**WORK REQUEST:**
An exact copy of all the entries below is what this task needs.

### SOURCE DATA ###

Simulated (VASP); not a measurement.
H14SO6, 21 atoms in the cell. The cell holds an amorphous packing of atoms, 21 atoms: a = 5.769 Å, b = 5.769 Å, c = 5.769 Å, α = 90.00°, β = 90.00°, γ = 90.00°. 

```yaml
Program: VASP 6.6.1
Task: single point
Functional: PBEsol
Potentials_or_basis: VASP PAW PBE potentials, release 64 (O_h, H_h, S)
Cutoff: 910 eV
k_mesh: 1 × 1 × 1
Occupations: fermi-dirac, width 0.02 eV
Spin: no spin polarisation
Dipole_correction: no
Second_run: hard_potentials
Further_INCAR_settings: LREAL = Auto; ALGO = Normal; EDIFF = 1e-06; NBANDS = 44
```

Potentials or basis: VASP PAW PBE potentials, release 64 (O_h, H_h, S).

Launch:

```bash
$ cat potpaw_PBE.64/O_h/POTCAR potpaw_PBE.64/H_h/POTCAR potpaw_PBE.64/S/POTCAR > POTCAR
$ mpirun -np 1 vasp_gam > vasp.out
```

###

**YOUR SOLUTION:**
Simulated (VASP); not a measurement.
H14SO6, 21 atoms in the cell. The cell holds an amorphous packing of atoms, 21 atoms: a = 5.769 Å, b = 5.769 Å, c = 5.769 Å, α = 90.00°, β = 90.00°, γ = 90.00°. 

```yaml
Program: VASP 6.6.1
Task: single point
Functional: PBEsol
Potentials_or_basis: VASP PAW PBE potentials, release 64 (O_h, H_h, S)
Cutoff: 910 eV
k_mesh: 1 × 1 × 1
Occupations: fermi-dirac, width 0.02 eV
Spin: no spin polarisation
Dipole_correction: no
Second_run: hard_potentials
Further_INCAR_settings: LREAL = Auto; ALGO = Normal; EDIFF = 1e-06; NBANDS = 44
```

Potentials or basis: VASP PAW PBE potentials, release 64 (O_h, H_h, S).

Launch:

```bash
$ cat potpaw_PBE.64/O_h/POTCAR potpaw_PBE.64/H_h/POTCAR potpaw_PBE.64/S/POTCAR > POTCAR
$ mpirun -np 1 vasp_gam > vasp.out
```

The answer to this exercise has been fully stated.